*** Block opens ***
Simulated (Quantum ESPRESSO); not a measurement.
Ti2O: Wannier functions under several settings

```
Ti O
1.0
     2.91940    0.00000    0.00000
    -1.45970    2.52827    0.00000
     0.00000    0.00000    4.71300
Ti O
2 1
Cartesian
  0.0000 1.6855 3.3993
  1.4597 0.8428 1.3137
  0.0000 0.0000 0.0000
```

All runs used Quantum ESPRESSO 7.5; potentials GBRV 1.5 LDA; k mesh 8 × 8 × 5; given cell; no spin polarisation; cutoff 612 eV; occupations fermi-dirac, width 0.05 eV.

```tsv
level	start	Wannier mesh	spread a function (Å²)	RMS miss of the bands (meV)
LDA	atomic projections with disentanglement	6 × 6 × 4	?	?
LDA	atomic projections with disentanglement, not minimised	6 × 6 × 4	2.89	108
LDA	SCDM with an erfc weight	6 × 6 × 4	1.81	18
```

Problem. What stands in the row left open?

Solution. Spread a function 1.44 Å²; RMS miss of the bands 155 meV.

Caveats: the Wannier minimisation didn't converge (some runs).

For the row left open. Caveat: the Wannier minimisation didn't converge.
*** Block closes ***

BRIEF:
Could you please repeat the data exactly as given?

RESPONSE AREA:
Simulated (Quantum ESPRESSO); not a measurement.
Ti2O: Wannier functions under several settings

```
Ti O
1.0
     2.91940    0.00000    0.00000
    -1.45970    2.52827    0.00000
     0.00000    0.00000    4.71300
Ti O
2 1
Cartesian
  0.0000 1.6855 3.3993
  1.4597 0.8428 1.3137
  0.0000 0.0000 0.0000
```

All runs used Quantum ESPRESSO 7.5; potentials GBRV 1.5 LDA; k mesh 8 × 8 × 5; given cell; no spin polarisation; cutoff 612 eV; occupations fermi-dirac, width 0.05 eV.

```tsv
level	start	Wannier mesh	spread a function (Å²)	RMS miss of the bands (meV)
LDA	atomic projections with disentanglement	6 × 6 × 4	?	?
LDA	atomic projections with disentanglement, not minimised	6 × 6 × 4	2.89	108
LDA	SCDM with an erfc weight	6 × 6 × 4	1.81	18
```

Problem. What stands in the row left open?

Solution. Spread a function 1.44 Å²; RMS miss of the bands 155 meV.

Caveats: the Wannier minimisation didn't converge (some runs).

For the row left open. Caveat: the Wannier minimisation didn't converge.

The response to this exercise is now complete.